### Work order
Go through the records and give each one again exactly.

### Listed records
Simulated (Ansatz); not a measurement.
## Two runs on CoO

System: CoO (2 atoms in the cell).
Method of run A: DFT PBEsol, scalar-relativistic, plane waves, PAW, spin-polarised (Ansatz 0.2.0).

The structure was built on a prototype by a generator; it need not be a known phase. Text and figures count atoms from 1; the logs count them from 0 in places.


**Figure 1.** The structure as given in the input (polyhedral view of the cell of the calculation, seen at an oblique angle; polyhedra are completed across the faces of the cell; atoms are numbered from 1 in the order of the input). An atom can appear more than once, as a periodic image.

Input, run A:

### Response area
Simulated (Ansatz); not a measurement.
## Two runs on CoO

System: CoO (2 atoms in the cell).
Method of run A: DFT PBEsol, scalar-relativistic, plane waves, PAW, spin-polarised (Ansatz 0.2.0).

The structure was built on a prototype by a generator; it need not be a known phase. Text and figures count atoms from 1; the logs count them from 0 in places.


**Figure 1.** The structure as given in the input (polyhedral view of the cell of the calculation, seen at an oblique angle; polyhedra are completed across the faces of the cell; atoms are numbered from 1 in the order of the input). An atom can appear more than once, as a periodic image.

Input, run A:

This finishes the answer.